┄┄┄┄┄┄┄┄┄┄

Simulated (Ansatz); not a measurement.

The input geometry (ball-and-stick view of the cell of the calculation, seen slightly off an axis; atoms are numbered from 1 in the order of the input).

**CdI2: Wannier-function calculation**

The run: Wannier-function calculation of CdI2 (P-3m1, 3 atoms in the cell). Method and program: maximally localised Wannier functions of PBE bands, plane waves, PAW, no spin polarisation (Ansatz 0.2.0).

┄┄┄┄┄┄┄┄┄┄

● **BRIEF**: Set down all of the data above again, exactly.

● **TASK RESULT**:
Simulated (Ansatz); not a measurement.

The input geometry (ball-and-stick view of the cell of the calculation, seen slightly off an axis; atoms are numbered from 1 in the order of the input).

**CdI2: Wannier-function calculation**

The run: Wannier-function calculation of CdI2 (P-3m1, 3 atoms in the cell). Method and program: maximally localised Wannier functions of PBE bands, plane waves, PAW, no spin polarisation (Ansatz 0.2.0).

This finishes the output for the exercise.